* [Data shown]:
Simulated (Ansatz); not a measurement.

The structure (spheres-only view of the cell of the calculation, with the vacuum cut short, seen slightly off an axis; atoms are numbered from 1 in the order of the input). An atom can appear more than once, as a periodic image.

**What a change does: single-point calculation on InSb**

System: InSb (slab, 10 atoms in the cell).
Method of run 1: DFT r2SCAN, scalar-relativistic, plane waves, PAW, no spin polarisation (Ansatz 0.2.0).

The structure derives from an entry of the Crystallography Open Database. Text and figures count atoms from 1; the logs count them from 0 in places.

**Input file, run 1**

* [Assigned task]:
From the records above, transcribe without alteration every line from the one with "calculation on InSb**" to the one with "The structure derives", inclusive.

* [Expected answer]:
**What a change does: single-point calculation on InSb**

System: InSb (slab, 10 atoms in the cell).
Method of run 1: DFT r2SCAN, scalar-relativistic, plane waves, PAW, no spin polarisation (Ansatz 0.2.0).

The structure derives from an entry of the Crystallography Open Database. Text and figures count atoms from 1; the logs count them from 0 in places.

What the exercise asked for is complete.